▸ Assignment:
Repeat, exactly as written, the lines of the records below from the first through the line with "Task: Fit y", but none past it.

◆ ◆ ◆ ◆

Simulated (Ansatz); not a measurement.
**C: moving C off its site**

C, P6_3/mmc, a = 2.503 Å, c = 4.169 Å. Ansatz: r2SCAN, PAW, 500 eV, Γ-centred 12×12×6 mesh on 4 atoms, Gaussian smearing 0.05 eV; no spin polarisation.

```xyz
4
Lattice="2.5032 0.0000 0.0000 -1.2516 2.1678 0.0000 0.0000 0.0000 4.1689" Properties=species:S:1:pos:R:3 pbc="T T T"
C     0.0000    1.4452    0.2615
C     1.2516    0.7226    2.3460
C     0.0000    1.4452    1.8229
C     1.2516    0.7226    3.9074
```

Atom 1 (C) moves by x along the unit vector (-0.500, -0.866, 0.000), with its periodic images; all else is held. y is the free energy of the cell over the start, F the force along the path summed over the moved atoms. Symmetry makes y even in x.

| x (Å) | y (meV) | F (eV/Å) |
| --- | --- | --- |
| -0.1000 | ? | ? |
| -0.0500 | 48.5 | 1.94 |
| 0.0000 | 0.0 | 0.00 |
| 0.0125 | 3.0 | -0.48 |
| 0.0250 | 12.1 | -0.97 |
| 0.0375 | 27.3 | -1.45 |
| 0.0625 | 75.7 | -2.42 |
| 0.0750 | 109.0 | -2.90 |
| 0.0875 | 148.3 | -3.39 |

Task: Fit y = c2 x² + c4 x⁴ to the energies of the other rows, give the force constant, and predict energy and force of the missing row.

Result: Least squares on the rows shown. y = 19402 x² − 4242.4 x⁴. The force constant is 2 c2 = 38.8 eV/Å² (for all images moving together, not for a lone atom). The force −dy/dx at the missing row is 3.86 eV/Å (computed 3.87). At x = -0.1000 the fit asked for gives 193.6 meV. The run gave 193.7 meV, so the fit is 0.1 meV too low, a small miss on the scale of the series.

◆ ◆ ◆ ◆

▸ Response area:
Simulated (Ansatz); not a measurement.
**C: moving C off its site**

C, P6_3/mmc, a = 2.503 Å, c = 4.169 Å. Ansatz: r2SCAN, PAW, 500 eV, Γ-centred 12×12×6 mesh on 4 atoms, Gaussian smearing 0.05 eV; no spin polarisation.

```xyz
4
Lattice="2.5032 0.0000 0.0000 -1.2516 2.1678 0.0000 0.0000 0.0000 4.1689" Properties=species:S:1:pos:R:3 pbc="T T T"
C     0.0000    1.4452    0.2615
C     1.2516    0.7226    2.3460
C     0.0000    1.4452    1.8229
C     1.2516    0.7226    3.9074
```

Atom 1 (C) moves by x along the unit vector (-0.500, -0.866, 0.000), with its periodic images; all else is held. y is the free energy of the cell over the start, F the force along the path summed over the moved atoms. Symmetry makes y even in x.

| x (Å) | y (meV) | F (eV/Å) |
| --- | --- | --- |
| -0.1000 | ? | ? |
| -0.0500 | 48.5 | 1.94 |
| 0.0000 | 0.0 | 0.00 |
| 0.0125 | 3.0 | -0.48 |
| 0.0250 | 12.1 | -0.97 |
| 0.0375 | 27.3 | -1.45 |
| 0.0625 | 75.7 | -2.42 |
| 0.0750 | 109.0 | -2.90 |
| 0.0875 | 148.3 | -3.39 |

Task: Fit y = c2 x² + c4 x⁴ to the energies of the other rows, give the force constant, and predict energy and force of the missing row.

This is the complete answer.